EXERCISE DATA -
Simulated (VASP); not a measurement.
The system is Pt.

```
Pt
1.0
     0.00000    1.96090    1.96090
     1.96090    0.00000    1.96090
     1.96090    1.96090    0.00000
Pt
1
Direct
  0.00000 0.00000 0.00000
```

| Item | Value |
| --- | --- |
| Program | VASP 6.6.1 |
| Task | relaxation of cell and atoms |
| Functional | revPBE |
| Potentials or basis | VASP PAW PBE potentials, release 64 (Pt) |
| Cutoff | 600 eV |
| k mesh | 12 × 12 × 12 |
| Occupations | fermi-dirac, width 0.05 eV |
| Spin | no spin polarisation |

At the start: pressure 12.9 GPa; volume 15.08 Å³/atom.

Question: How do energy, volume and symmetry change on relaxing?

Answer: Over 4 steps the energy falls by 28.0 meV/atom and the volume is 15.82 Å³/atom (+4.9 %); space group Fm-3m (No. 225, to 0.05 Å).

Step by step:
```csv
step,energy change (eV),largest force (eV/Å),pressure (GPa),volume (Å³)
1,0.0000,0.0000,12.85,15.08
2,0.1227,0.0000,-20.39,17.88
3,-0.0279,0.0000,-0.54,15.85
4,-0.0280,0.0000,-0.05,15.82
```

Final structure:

ACTION ITEM -
Give again, unchanged, the lines running from the top of the material above through the line that has "width 0.05 eV |", and nothing more.

RESPONSE BOX -
Simulated (VASP); not a measurement.
The system is Pt.

```
Pt
1.0
     0.00000    1.96090    1.96090
     1.96090    0.00000    1.96090
     1.96090    1.96090    0.00000
Pt
1
Direct
  0.00000 0.00000 0.00000
```

| Item | Value |
| --- | --- |
| Program | VASP 6.6.1 |
| Task | relaxation of cell and atoms |
| Functional | revPBE |
| Potentials or basis | VASP PAW PBE potentials, release 64 (Pt) |
| Cutoff | 600 eV |
| k mesh | 12 × 12 × 12 |
| Occupations | fermi-dirac, width 0.05 eV |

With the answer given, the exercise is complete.